Every line of the material below, from the top through the line with "(1) P = (3B0/2)(y^(7/2)", should be reproduced exactly.

*****

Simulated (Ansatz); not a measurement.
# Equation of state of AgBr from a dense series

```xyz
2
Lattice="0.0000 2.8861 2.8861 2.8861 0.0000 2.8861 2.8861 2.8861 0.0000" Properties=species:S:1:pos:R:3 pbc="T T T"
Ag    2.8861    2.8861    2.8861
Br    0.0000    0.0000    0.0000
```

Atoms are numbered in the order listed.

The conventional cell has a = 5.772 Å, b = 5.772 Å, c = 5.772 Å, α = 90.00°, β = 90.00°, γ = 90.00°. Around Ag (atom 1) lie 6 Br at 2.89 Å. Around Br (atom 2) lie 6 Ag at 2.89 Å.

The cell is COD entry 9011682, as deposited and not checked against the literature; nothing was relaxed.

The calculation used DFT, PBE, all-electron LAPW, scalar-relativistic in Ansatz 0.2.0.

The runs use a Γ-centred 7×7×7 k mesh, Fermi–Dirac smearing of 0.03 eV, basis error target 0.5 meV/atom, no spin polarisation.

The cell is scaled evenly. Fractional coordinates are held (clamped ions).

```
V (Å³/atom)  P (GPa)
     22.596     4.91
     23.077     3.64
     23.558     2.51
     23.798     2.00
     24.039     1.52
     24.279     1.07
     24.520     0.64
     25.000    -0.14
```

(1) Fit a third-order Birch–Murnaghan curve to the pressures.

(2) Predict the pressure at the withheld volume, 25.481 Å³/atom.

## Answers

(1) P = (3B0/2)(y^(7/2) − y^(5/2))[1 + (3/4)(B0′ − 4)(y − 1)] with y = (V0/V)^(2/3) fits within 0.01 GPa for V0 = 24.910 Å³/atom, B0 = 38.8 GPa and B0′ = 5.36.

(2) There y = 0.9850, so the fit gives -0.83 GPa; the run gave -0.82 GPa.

*****

Solution ::
Simulated (Ansatz); not a measurement.
# Equation of state of AgBr from a dense series

```xyz
2
Lattice="0.0000 2.8861 2.8861 2.8861 0.0000 2.8861 2.8861 2.8861 0.0000" Properties=species:S:1:pos:R:3 pbc="T T T"
Ag    2.8861    2.8861    2.8861
Br    0.0000    0.0000    0.0000
```

Atoms are numbered in the order listed.

The conventional cell has a = 5.772 Å, b = 5.772 Å, c = 5.772 Å, α = 90.00°, β = 90.00°, γ = 90.00°. Around Ag (atom 1) lie 6 Br at 2.89 Å. Around Br (atom 2) lie 6 Ag at 2.89 Å.

The cell is COD entry 9011682, as deposited and not checked against the literature; nothing was relaxed.

The calculation used DFT, PBE, all-electron LAPW, scalar-relativistic in Ansatz 0.2.0.

The runs use a Γ-centred 7×7×7 k mesh, Fermi–Dirac smearing of 0.03 eV, basis error target 0.5 meV/atom, no spin polarisation.

The cell is scaled evenly. Fractional coordinates are held (clamped ions).

```
V (Å³/atom)  P (GPa)
     22.596     4.91
     23.077     3.64
     23.558     2.51
     23.798     2.00
     24.039     1.52
     24.279     1.07
     24.520     0.64
     25.000    -0.14
```

(1) Fit a third-order Birch–Murnaghan curve to the pressures.

(2) Predict the pressure at the withheld volume, 25.481 Å³/atom.

## Answers

(1) P = (3B0/2)(y^(7/2) − y^(5/2))[1 + (3/4)(B0′ − 4)(y − 1)] with y = (V0/V)^(2/3) fits within 0.01 GPa for V0 = 24.910 Å³/atom, B0 = 38.8 GPa and B0′ = 5.36.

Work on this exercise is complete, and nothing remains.